━━ Entries supplied

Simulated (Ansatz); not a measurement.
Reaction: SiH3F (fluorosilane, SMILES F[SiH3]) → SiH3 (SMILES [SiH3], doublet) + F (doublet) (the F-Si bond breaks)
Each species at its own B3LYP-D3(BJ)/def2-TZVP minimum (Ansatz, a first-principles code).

━━━━

* **Work request**: Each of the entries above needs to be given again exactly.

* **Exercise output**:
Simulated (Ansatz); not a measurement.
Reaction: SiH3F (fluorosilane, SMILES F[SiH3]) → SiH3 (SMILES [SiH3], doublet) + F (doublet) (the F-Si bond breaks)
Each species at its own B3LYP-D3(BJ)/def2-TZVP minimum (Ansatz, a first-principles code).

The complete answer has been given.